Work order – The data is to be set down once more, exactly as it reads.

╔══

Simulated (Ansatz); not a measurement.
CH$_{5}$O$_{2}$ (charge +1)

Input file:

╚══

Response area –
Simulated (Ansatz); not a measurement.
CH$_{5}$O$_{2}$ (charge +1)

Input file:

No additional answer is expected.